▶ Data supplied

_ _ _ _

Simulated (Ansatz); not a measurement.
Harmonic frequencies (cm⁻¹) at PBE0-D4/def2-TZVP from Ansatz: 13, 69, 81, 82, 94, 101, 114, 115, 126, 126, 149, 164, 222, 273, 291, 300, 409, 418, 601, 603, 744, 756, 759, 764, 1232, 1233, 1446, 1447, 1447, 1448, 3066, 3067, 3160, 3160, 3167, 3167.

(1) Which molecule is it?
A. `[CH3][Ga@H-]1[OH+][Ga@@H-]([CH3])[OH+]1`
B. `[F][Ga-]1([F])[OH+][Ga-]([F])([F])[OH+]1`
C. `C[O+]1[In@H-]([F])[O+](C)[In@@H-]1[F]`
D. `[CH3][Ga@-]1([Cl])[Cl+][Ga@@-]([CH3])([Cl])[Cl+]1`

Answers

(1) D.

_ _ _ _

▶ Work instruction
Retype the entries exactly from the first line, stopping after the line with "(1) Which molecule is it?".

▶ Answer area
Simulated (Ansatz); not a measurement.
Harmonic frequencies (cm⁻¹) at PBE0-D4/def2-TZVP from Ansatz: 13, 69, 81, 82, 94, 101, 114, 115, 126, 126, 149, 164, 222, 273, 291, 300, 409, 418, 601, 603, 744, 756, 759, 764, 1232, 1233, 1446, 1447, 1447, 1448, 3066, 3067, 3160, 3160, 3167, 3167.

(1) Which molecule is it?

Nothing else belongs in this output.